* INPUT DATA
★ ★ ★
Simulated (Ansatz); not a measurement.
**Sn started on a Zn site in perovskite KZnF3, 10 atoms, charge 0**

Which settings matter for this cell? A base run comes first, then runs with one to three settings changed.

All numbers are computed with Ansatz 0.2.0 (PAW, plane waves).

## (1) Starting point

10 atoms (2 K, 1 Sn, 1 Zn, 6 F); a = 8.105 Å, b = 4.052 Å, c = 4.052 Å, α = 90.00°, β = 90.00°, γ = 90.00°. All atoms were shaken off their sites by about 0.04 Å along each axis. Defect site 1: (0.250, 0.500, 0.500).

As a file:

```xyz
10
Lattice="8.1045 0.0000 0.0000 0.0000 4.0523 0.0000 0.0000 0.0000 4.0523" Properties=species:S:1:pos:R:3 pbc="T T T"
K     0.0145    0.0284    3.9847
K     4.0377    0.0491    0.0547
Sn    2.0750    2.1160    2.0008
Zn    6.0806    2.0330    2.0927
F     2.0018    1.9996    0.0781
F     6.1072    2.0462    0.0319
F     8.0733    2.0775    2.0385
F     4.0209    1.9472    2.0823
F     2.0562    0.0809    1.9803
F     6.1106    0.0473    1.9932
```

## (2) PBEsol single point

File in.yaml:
★ ★ ★

All of the data above should be reproduced word for word.

* EXERCISE RESPONSE
Simulated (Ansatz); not a measurement.
**Sn started on a Zn site in perovskite KZnF3, 10 atoms, charge 0**

Which settings matter for this cell? A base run comes first, then runs with one to three settings changed.

All numbers are computed with Ansatz 0.2.0 (PAW, plane waves).

## (1) Starting point

10 atoms (2 K, 1 Sn, 1 Zn, 6 F); a = 8.105 Å, b = 4.052 Å, c = 4.052 Å, α = 90.00°, β = 90.00°, γ = 90.00°. All atoms were shaken off their sites by about 0.04 Å along each axis. Defect site 1: (0.250, 0.500, 0.500).

As a file:

```xyz
10
Lattice="8.1045 0.0000 0.0000 0.0000 4.0523 0.0000 0.0000 0.0000 4.0523" Properties=species:S:1:pos:R:3 pbc="T T T"
K     0.0145    0.0284    3.9847
K     4.0377    0.0491    0.0547
Sn    2.0750    2.1160    2.0008
Zn    6.0806    2.0330    2.0927
F     2.0018    1.9996    0.0781
F     6.1072    2.0462    0.0319
F     8.0733    2.0775    2.0385
F     4.0209    1.9472    2.0823
F     2.0562    0.0809    1.9803
F     6.1106    0.0473    1.9932
```

## (2) PBEsol single point

File in.yaml:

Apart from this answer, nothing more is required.